╭──

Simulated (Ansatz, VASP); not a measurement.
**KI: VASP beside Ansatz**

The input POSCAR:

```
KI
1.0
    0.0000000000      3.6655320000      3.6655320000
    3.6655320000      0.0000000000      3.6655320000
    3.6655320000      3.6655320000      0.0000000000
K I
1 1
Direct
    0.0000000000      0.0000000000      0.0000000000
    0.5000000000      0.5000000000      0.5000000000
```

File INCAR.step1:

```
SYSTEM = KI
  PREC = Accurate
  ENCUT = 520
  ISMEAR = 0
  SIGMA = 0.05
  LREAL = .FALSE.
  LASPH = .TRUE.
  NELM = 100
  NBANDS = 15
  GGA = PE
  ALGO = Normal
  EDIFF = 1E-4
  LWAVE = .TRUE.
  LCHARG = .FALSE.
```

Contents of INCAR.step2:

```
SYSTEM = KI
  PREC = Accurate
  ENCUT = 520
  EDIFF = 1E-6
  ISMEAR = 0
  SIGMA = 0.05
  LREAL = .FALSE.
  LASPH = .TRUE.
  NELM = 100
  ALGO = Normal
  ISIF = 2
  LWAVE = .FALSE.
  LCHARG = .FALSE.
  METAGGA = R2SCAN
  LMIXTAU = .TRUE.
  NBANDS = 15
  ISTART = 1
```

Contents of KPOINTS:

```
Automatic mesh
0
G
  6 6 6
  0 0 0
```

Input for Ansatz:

╰──

Transcribe the material above word for word.

#### Exercise response:
Simulated (Ansatz, VASP); not a measurement.
**KI: VASP beside Ansatz**

The input POSCAR:

```
KI
1.0
    0.0000000000      3.6655320000      3.6655320000
    3.6655320000      0.0000000000      3.6655320000
    3.6655320000      3.6655320000      0.0000000000
K I
1 1
Direct
    0.0000000000      0.0000000000      0.0000000000
    0.5000000000      0.5000000000      0.5000000000
```

File INCAR.step1:

```
SYSTEM = KI
  PREC = Accurate
  ENCUT = 520
  ISMEAR = 0
  SIGMA = 0.05
  LREAL = .FALSE.
  LASPH = .TRUE.
  NELM = 100
  NBANDS = 15
  GGA = PE
  ALGO = Normal
  EDIFF = 1E-4
  LWAVE = .TRUE.
  LCHARG = .FALSE.
```

Contents of INCAR.step2:

```
SYSTEM = KI
  PREC = Accurate
  ENCUT = 520
  EDIFF = 1E-6
  ISMEAR = 0
  SIGMA = 0.05
  LREAL = .FALSE.
  LASPH = .TRUE.
  NELM = 100
  ALGO = Normal
  ISIF = 2
  LWAVE = .FALSE.
  LCHARG = .FALSE.
  METAGGA = R2SCAN
  LMIXTAU = .TRUE.
  NBANDS = 15
  ISTART = 1
```

Contents of KPOINTS:

```
Automatic mesh
0
G
  6 6 6
  0 0 0
```

Input for Ansatz:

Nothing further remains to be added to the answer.